- **WORK REQUEST**: The only acceptable output is every entry, printed exactly.

- **EXCERPTED DATA**:
Content starts

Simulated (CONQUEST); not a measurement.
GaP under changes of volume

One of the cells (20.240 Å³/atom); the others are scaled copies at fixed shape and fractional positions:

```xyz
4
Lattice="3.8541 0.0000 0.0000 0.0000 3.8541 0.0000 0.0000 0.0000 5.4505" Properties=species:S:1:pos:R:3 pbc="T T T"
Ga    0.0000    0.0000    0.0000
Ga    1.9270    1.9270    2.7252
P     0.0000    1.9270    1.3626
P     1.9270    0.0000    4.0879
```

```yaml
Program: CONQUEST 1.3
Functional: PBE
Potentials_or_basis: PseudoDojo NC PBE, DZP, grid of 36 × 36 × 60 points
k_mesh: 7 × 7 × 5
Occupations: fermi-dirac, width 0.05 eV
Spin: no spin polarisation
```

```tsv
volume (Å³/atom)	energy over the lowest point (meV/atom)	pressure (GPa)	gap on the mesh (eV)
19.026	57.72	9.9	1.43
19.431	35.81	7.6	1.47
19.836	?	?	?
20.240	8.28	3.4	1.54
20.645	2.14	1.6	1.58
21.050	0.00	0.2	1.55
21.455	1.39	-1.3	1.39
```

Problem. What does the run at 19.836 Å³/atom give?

Content ends

- **WRITTEN RESPONSE**:
Simulated (CONQUEST); not a measurement.
GaP under changes of volume

One of the cells (20.240 Å³/atom); the others are scaled copies at fixed shape and fractional positions:

```xyz
4
Lattice="3.8541 0.0000 0.0000 0.0000 3.8541 0.0000 0.0000 0.0000 5.4505" Properties=species:S:1:pos:R:3 pbc="T T T"
Ga    0.0000    0.0000    0.0000
Ga    1.9270    1.9270    2.7252
P     0.0000    1.9270    1.3626
P     1.9270    0.0000    4.0879
```

```yaml
Program: CONQUEST 1.3
Functional: PBE
Potentials_or_basis: PseudoDojo NC PBE, DZP, grid of 36 × 36 × 60 points
k_mesh: 7 × 7 × 5
Occupations: fermi-dirac, width 0.05 eV
Spin: no spin polarisation
```

```tsv
volume (Å³/atom)	energy over the lowest point (meV/atom)	pressure (GPa)	gap on the mesh (eV)
19.026	57.72	9.9	1.43
19.431	35.81	7.6	1.47
19.836	?	?	?
20.240	8.28	3.4	1.54
20.645	2.14	1.6	1.58
21.050	0.00	0.2	1.55
21.455	1.39	-1.3	1.39
```

Problem. What does the run at 19.836 Å³/atom give?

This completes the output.